Work task -
Working from the records below, repeat exactly the lines starting at the line that contains "VASP | Ansatz |" and ending at the line that contains "LDA's correlation is", inclusive.

****
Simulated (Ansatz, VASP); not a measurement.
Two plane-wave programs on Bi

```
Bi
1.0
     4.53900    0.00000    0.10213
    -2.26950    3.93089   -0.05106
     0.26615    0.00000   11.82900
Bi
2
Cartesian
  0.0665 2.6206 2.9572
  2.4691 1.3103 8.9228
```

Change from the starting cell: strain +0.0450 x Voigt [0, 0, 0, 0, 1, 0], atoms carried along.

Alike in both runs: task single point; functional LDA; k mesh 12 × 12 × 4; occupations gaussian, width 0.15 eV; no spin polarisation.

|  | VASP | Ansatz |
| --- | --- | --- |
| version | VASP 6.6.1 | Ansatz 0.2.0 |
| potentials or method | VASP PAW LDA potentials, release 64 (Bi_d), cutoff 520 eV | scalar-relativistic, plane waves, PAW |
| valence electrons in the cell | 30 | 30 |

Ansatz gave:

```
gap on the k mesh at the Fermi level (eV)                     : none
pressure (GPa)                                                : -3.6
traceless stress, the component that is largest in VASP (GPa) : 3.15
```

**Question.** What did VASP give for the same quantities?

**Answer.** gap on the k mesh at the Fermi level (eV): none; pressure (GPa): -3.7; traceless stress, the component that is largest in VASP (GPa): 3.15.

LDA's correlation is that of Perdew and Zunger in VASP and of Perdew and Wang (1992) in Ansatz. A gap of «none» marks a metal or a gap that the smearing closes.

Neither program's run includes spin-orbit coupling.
****

Result -
|  | VASP | Ansatz |
| --- | --- | --- |
| version | VASP 6.6.1 | Ansatz 0.2.0 |
| potentials or method | VASP PAW LDA potentials, release 64 (Bi_d), cutoff 520 eV | scalar-relativistic, plane waves, PAW |
| valence electrons in the cell | 30 | 30 |

Ansatz gave:

```
gap on the k mesh at the Fermi level (eV)                     : none
pressure (GPa)                                                : -3.6
traceless stress, the component that is largest in VASP (GPa) : 3.15
```

**Question.** What did VASP give for the same quantities?

**Answer.** gap on the k mesh at the Fermi level (eV): none; pressure (GPa): -3.7; traceless stress, the component that is largest in VASP (GPa): 3.15.

LDA's correlation is that of Perdew and Zunger in VASP and of Perdew and Wang (1992) in Ansatz. A gap of «none» marks a metal or a gap that the smearing closes.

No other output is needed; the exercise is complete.